_ASSIGNED TASK_
Exactly reproduce the lines from the top of the entries below through the line containing "Change: local potential", with both ends included.

+++

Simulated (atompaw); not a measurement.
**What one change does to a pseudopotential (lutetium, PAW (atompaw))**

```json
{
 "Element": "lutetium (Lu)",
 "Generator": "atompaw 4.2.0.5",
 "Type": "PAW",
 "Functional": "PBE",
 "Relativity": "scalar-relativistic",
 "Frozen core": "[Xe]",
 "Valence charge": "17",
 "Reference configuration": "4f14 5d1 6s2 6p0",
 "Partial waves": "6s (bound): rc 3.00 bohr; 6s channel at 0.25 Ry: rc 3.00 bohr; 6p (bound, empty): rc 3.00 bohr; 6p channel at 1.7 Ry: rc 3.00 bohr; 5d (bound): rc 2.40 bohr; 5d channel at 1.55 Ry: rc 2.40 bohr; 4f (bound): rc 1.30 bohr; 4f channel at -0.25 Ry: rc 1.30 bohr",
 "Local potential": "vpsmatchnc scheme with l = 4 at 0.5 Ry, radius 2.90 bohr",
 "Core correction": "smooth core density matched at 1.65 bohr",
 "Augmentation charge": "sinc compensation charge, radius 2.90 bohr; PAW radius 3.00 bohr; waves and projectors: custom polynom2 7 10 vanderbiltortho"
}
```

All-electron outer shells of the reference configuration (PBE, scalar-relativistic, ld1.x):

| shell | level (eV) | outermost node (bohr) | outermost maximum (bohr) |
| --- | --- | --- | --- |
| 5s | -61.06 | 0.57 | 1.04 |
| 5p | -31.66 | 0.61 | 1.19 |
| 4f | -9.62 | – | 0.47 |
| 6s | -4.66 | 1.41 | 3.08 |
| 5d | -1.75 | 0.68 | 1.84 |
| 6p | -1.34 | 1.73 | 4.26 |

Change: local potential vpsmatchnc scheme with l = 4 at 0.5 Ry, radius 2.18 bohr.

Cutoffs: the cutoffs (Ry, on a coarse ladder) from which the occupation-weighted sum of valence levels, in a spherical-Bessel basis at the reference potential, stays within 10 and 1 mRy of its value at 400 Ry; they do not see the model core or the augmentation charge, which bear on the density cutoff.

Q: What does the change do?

+++

_RESULT_
Simulated (atompaw); not a measurement.
**What one change does to a pseudopotential (lutetium, PAW (atompaw))**

```json
{
 "Element": "lutetium (Lu)",
 "Generator": "atompaw 4.2.0.5",
 "Type": "PAW",
 "Functional": "PBE",
 "Relativity": "scalar-relativistic",
 "Frozen core": "[Xe]",
 "Valence charge": "17",
 "Reference configuration": "4f14 5d1 6s2 6p0",
 "Partial waves": "6s (bound): rc 3.00 bohr; 6s channel at 0.25 Ry: rc 3.00 bohr; 6p (bound, empty): rc 3.00 bohr; 6p channel at 1.7 Ry: rc 3.00 bohr; 5d (bound): rc 2.40 bohr; 5d channel at 1.55 Ry: rc 2.40 bohr; 4f (bound): rc 1.30 bohr; 4f channel at -0.25 Ry: rc 1.30 bohr",
 "Local potential": "vpsmatchnc scheme with l = 4 at 0.5 Ry, radius 2.90 bohr",
 "Core correction": "smooth core density matched at 1.65 bohr",
 "Augmentation charge": "sinc compensation charge, radius 2.90 bohr; PAW radius 3.00 bohr; waves and projectors: custom polynom2 7 10 vanderbiltortho"
}
```

All-electron outer shells of the reference configuration (PBE, scalar-relativistic, ld1.x):

| shell | level (eV) | outermost node (bohr) | outermost maximum (bohr) |
| --- | --- | --- | --- |
| 5s | -61.06 | 0.57 | 1.04 |
| 5p | -31.66 | 0.61 | 1.19 |
| 4f | -9.62 | – | 0.47 |
| 6s | -4.66 | 1.41 | 3.08 |
| 5d | -1.75 | 0.68 | 1.84 |
| 6p | -1.34 | 1.73 | 4.26 |

Change: local potential vpsmatchnc scheme with l = 4 at 0.5 Ry, radius 2.18 bohr.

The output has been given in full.